★ ★ ★ ★ ★ ★ ★

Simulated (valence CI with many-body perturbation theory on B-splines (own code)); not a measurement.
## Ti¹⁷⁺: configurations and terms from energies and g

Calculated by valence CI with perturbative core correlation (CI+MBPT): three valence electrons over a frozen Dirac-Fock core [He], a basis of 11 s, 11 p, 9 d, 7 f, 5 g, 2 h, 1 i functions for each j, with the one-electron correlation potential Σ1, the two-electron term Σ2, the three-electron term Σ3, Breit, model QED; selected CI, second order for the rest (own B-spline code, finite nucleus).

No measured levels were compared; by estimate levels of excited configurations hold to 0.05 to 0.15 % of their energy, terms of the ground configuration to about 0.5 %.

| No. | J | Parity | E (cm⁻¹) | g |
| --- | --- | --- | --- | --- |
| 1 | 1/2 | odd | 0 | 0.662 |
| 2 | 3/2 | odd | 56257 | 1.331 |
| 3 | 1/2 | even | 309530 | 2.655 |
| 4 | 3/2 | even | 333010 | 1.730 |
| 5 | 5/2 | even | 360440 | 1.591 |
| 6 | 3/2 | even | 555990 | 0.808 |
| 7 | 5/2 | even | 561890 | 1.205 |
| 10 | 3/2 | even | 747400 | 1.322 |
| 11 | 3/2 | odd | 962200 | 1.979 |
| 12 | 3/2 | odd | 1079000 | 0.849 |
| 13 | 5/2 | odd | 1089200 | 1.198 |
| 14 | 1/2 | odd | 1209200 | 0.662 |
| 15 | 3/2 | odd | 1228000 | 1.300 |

★ ★ ★ ★ ★ ★ ★

→ **Assigned task**: Print the first line of the records above and each line after it, exactly, through the line with "## Ti¹⁷⁺: configurations".

→ **Your solution**:
Simulated (valence CI with many-body perturbation theory on B-splines (own code)); not a measurement.
## Ti¹⁷⁺: configurations and terms from energies and g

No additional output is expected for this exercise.